• _Activity_
Please retype the listing below exactly, from its opening line through the line where "Hardware: 4 MPI" appears.

________
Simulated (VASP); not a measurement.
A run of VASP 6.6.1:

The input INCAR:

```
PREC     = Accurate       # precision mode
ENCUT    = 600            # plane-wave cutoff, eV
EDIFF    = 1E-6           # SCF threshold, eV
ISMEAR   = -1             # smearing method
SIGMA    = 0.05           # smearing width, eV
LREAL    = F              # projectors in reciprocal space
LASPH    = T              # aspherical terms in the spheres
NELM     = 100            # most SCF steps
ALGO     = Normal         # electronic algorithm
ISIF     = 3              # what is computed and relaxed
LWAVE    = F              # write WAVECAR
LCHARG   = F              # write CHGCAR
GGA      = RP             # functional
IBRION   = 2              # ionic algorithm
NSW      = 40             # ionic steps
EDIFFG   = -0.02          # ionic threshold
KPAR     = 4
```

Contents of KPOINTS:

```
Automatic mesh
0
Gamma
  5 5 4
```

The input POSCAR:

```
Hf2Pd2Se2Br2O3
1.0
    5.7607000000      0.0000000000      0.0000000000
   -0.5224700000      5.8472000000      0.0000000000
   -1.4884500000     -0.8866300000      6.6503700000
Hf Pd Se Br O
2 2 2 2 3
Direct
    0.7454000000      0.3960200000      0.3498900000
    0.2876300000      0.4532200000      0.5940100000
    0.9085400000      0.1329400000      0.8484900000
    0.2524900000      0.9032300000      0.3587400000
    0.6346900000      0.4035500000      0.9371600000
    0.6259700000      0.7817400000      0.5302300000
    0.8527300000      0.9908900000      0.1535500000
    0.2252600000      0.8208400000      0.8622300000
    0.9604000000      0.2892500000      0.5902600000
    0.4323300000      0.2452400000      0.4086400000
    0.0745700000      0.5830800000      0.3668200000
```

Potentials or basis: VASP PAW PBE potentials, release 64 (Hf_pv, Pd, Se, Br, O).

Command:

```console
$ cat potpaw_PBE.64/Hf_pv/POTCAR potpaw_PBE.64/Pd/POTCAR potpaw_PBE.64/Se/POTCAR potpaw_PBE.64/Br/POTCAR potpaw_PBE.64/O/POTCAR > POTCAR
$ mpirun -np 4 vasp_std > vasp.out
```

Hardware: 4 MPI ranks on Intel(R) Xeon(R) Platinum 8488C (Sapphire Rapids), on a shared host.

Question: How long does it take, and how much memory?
________

• _Task result_
Simulated (VASP); not a measurement.
A run of VASP 6.6.1:

The input INCAR:

```
PREC     = Accurate       # precision mode
ENCUT    = 600            # plane-wave cutoff, eV
EDIFF    = 1E-6           # SCF threshold, eV
ISMEAR   = -1             # smearing method
SIGMA    = 0.05           # smearing width, eV
LREAL    = F              # projectors in reciprocal space
LASPH    = T              # aspherical terms in the spheres
NELM     = 100            # most SCF steps
ALGO     = Normal         # electronic algorithm
ISIF     = 3              # what is computed and relaxed
LWAVE    = F              # write WAVECAR
LCHARG   = F              # write CHGCAR
GGA      = RP             # functional
IBRION   = 2              # ionic algorithm
NSW      = 40             # ionic steps
EDIFFG   = -0.02          # ionic threshold
KPAR     = 4
```

Contents of KPOINTS:

```
Automatic mesh
0
Gamma
  5 5 4
```

The input POSCAR:

```
Hf2Pd2Se2Br2O3
1.0
    5.7607000000      0.0000000000      0.0000000000
   -0.5224700000      5.8472000000      0.0000000000
   -1.4884500000     -0.8866300000      6.6503700000
Hf Pd Se Br O
2 2 2 2 3
Direct
    0.7454000000      0.3960200000      0.3498900000
    0.2876300000      0.4532200000      0.5940100000
    0.9085400000      0.1329400000      0.8484900000
    0.2524900000      0.9032300000      0.3587400000
    0.6346900000      0.4035500000      0.9371600000
    0.6259700000      0.7817400000      0.5302300000
    0.8527300000      0.9908900000      0.1535500000
    0.2252600000      0.8208400000      0.8622300000
    0.9604000000      0.2892500000      0.5902600000
    0.4323300000      0.2452400000      0.4086400000
    0.0745700000      0.5830800000      0.3668200000
```

Potentials or basis: VASP PAW PBE potentials, release 64 (Hf_pv, Pd, Se, Br, O).

Command:

```console
$ cat potpaw_PBE.64/Hf_pv/POTCAR potpaw_PBE.64/Pd/POTCAR potpaw_PBE.64/Se/POTCAR potpaw_PBE.64/Br/POTCAR potpaw_PBE.64/O/POTCAR > POTCAR
$ mpirun -np 4 vasp_std > vasp.out
```

Hardware: 4 MPI ranks on Intel(R) Xeon(R) Platinum 8488C (Sapphire Rapids), on a shared host.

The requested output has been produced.